## Required action:
Return, unaltered, every line from the beginning of the material below up to and including the one with "Steps of a relaxation of [Bi(OCH3)2]+".

====

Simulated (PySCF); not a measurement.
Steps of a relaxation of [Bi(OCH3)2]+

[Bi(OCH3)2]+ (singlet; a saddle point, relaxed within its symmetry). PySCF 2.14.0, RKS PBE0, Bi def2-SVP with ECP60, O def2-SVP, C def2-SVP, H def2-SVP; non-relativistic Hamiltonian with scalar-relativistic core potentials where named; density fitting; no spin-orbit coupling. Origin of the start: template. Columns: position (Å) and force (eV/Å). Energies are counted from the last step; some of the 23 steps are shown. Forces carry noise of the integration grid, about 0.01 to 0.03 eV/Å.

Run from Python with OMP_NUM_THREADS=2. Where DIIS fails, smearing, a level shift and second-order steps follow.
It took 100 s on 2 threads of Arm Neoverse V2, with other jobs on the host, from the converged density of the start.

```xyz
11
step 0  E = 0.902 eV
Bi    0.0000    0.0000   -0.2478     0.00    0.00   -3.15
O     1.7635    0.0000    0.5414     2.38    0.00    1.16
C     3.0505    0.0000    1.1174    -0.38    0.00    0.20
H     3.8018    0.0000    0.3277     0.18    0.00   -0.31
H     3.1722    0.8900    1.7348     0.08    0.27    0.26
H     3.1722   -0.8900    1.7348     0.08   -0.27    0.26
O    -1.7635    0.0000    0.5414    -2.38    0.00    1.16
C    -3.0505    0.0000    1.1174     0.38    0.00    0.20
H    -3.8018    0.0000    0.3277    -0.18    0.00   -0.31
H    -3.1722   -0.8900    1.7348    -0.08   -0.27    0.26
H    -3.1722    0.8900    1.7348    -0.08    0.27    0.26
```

====

## Exercise solution:
Simulated (PySCF); not a measurement.
Steps of a relaxation of [Bi(OCH3)2]+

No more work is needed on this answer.